————

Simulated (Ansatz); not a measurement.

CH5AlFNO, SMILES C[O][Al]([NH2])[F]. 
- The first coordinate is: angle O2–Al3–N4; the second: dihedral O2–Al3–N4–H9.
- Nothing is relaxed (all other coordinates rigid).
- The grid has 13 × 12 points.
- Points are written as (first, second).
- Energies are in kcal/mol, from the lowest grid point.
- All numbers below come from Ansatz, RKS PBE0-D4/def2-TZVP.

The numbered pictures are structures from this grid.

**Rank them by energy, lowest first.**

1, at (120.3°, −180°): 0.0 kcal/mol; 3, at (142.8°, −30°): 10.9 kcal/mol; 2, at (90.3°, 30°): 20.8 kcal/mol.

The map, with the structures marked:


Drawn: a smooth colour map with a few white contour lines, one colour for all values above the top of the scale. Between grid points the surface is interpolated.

————

» **Work task**: When the line containing "energy, lowest first.**" is reached, include it and stop. Until then, output each line of the entries exactly as given, starting from the first.

» **Answer space**:
Simulated (Ansatz); not a measurement.

CH5AlFNO, SMILES C[O][Al]([NH2])[F]. 
- The first coordinate is: angle O2–Al3–N4; the second: dihedral O2–Al3–N4–H9.
- Nothing is relaxed (all other coordinates rigid).
- The grid has 13 × 12 points.
- Points are written as (first, second).
- Energies are in kcal/mol, from the lowest grid point.
- All numbers below come from Ansatz, RKS PBE0-D4/def2-TZVP.

The numbered pictures are structures from this grid.

**Rank them by energy, lowest first.**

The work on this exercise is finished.